- [Work request] All lines from the opening of the data to the line containing "VASP ran with" must be returned unchanged, and only those lines.

☆ ☆ ☆ ☆ ☆ ☆ ☆

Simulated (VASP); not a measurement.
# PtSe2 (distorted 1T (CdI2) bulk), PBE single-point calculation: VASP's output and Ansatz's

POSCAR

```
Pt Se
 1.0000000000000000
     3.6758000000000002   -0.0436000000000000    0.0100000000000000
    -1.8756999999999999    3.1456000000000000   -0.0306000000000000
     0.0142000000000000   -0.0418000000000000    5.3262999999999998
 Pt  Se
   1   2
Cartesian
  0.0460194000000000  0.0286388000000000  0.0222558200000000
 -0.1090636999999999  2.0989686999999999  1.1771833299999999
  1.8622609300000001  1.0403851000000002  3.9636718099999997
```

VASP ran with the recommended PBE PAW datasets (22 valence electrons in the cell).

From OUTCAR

☆ ☆ ☆ ☆ ☆ ☆ ☆

- [Exercise solution]
Simulated (VASP); not a measurement.
# PtSe2 (distorted 1T (CdI2) bulk), PBE single-point calculation: VASP's output and Ansatz's

POSCAR

```
Pt Se
 1.0000000000000000
     3.6758000000000002   -0.0436000000000000    0.0100000000000000
    -1.8756999999999999    3.1456000000000000   -0.0306000000000000
     0.0142000000000000   -0.0418000000000000    5.3262999999999998
 Pt  Se
   1   2
Cartesian
  0.0460194000000000  0.0286388000000000  0.0222558200000000
 -0.1090636999999999  2.0989686999999999  1.1771833299999999
  1.8622609300000001  1.0403851000000002  3.9636718099999997
```

VASP ran with the recommended PBE PAW datasets (22 valence electrons in the cell).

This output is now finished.